● **Listed entries**:
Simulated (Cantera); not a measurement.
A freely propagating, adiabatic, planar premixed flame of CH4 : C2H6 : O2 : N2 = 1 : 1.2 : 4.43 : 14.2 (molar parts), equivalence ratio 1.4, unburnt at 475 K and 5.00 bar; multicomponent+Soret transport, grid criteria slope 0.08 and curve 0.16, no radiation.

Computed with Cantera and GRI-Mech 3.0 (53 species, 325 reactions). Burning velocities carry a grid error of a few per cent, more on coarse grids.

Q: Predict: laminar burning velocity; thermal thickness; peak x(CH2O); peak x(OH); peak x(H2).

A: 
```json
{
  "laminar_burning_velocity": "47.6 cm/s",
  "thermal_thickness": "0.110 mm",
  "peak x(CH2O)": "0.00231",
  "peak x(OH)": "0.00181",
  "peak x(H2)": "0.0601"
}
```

● **Assigned task**:
A complete, exact copy of the entries is required.

● **Task response**:
Simulated (Cantera); not a measurement.
A freely propagating, adiabatic, planar premixed flame of CH4 : C2H6 : O2 : N2 = 1 : 1.2 : 4.43 : 14.2 (molar parts), equivalence ratio 1.4, unburnt at 475 K and 5.00 bar; multicomponent+Soret transport, grid criteria slope 0.08 and curve 0.16, no radiation.

Computed with Cantera and GRI-Mech 3.0 (53 species, 325 reactions). Burning velocities carry a grid error of a few per cent, more on coarse grids.

Q: Predict: laminar burning velocity; thermal thickness; peak x(CH2O); peak x(OH); peak x(H2).

A: 
```json
{
  "laminar_burning_velocity": "47.6 cm/s",
  "thermal_thickness": "0.110 mm",
  "peak x(CH2O)": "0.00231",
  "peak x(OH)": "0.00181",
  "peak x(H2)": "0.0601"
}
```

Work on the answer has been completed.